**Brief**
Copy out the entries exactly, from the first line to the last.

**Provided records**
==========
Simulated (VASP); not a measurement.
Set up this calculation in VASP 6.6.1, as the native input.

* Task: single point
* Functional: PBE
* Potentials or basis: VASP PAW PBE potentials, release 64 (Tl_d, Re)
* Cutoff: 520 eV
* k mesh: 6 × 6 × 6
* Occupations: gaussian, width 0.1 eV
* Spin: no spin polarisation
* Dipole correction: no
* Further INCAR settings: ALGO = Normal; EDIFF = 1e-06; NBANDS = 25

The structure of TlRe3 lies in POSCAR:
==========

**Answer box**
Simulated (VASP); not a measurement.
Set up this calculation in VASP 6.6.1, as the native input.

* Task: single point
* Functional: PBE
* Potentials or basis: VASP PAW PBE potentials, release 64 (Tl_d, Re)
* Cutoff: 520 eV
* k mesh: 6 × 6 × 6
* Occupations: gaussian, width 0.1 eV
* Spin: no spin polarisation
* Dipole correction: no
* Further INCAR settings: ALGO = Normal; EDIFF = 1e-06; NBANDS = 25

The structure of TlRe3 lies in POSCAR:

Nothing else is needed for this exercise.